Every entry should be returned exactly. Omit none of them.

## RECORD EXTRACTS

^^^^

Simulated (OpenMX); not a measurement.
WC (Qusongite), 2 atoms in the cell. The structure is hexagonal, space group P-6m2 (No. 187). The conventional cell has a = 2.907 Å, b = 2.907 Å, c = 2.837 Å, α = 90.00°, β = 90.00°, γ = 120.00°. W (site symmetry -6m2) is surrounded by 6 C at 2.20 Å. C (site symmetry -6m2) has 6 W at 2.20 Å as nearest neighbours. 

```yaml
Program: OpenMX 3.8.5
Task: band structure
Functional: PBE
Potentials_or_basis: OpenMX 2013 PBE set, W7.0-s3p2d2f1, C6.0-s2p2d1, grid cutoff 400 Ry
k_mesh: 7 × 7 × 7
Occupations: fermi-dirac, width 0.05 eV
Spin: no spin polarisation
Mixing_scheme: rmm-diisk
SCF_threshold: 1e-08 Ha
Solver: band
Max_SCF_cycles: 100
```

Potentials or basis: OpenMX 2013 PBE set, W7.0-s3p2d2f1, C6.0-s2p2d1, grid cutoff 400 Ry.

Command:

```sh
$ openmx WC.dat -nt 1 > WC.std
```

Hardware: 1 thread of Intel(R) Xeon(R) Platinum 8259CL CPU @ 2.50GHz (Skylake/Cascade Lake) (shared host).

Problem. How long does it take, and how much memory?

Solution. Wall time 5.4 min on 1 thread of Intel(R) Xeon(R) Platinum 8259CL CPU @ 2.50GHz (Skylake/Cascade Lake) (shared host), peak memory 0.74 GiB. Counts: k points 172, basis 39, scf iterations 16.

^^^^

## WORKED SOLUTION
Simulated (OpenMX); not a measurement.
WC (Qusongite), 2 atoms in the cell. The structure is hexagonal, space group P-6m2 (No. 187). The conventional cell has a = 2.907 Å, b = 2.907 Å, c = 2.837 Å, α = 90.00°, β = 90.00°, γ = 120.00°. W (site symmetry -6m2) is surrounded by 6 C at 2.20 Å. C (site symmetry -6m2) has 6 W at 2.20 Å as nearest neighbours. 

```yaml
Program: OpenMX 3.8.5
Task: band structure
Functional: PBE
Potentials_or_basis: OpenMX 2013 PBE set, W7.0-s3p2d2f1, C6.0-s2p2d1, grid cutoff 400 Ry
k_mesh: 7 × 7 × 7
Occupations: fermi-dirac, width 0.05 eV
Spin: no spin polarisation
Mixing_scheme: rmm-diisk
SCF_threshold: 1e-08 Ha
Solver: band
Max_SCF_cycles: 100
```

Potentials or basis: OpenMX 2013 PBE set, W7.0-s3p2d2f1, C6.0-s2p2d1, grid cutoff 400 Ry.

Command:

```sh
$ openmx WC.dat -nt 1 > WC.std
```

Hardware: 1 thread of Intel(R) Xeon(R) Platinum 8259CL CPU @ 2.50GHz (Skylake/Cascade Lake) (shared host).

Problem. How long does it take, and how much memory?

Solution. Wall time 5.4 min on 1 thread of Intel(R) Xeon(R) Platinum 8259CL CPU @ 2.50GHz (Skylake/Cascade Lake) (shared host), peak memory 0.74 GiB. Counts: k points 172, basis 39, scf iterations 16.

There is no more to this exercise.